In the listing below, find the line containing "Abstraction of H: C2H3F3" and the line containing "Species: C2H3F3 (1,1,1-trifluoroethane)". Repeat exactly those two lines and every line between them.

___ GIVEN INFORMATION

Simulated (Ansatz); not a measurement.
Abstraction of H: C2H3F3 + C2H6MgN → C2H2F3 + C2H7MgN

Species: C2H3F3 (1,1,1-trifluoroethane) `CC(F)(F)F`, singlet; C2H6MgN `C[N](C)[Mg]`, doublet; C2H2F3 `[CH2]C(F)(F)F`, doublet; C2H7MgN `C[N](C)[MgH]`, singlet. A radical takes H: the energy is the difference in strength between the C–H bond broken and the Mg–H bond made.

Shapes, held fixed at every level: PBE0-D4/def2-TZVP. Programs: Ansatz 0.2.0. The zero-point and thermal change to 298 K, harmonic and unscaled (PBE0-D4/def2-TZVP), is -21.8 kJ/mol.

______

TASK RESULT:
Abstraction of H: C2H3F3 + C2H6MgN → C2H2F3 + C2H7MgN

Species: C2H3F3 (1,1,1-trifluoroethane) `CC(F)(F)F`, singlet; C2H6MgN `C[N](C)[Mg]`, doublet; C2H2F3 `[CH2]C(F)(F)F`, doublet; C2H7MgN `C[N](C)[MgH]`, singlet. A radical takes H: the energy is the difference in strength between the C–H bond broken and the Mg–H bond made.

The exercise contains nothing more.